# DATA TO EXAMINE:
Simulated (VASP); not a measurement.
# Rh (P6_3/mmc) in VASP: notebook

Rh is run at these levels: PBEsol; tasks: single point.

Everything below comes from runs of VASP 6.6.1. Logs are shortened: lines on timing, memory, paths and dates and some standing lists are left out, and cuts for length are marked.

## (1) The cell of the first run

# ACTION ITEM:
Retype all of the records above, word for word.

# ANSWER BOX:
Simulated (VASP); not a measurement.
# Rh (P6_3/mmc) in VASP: notebook

Rh is run at these levels: PBEsol; tasks: single point.

Everything below comes from runs of VASP 6.6.1. Logs are shortened: lines on timing, memory, paths and dates and some standing lists are left out, and cuts for length are marked.

## (1) The cell of the first run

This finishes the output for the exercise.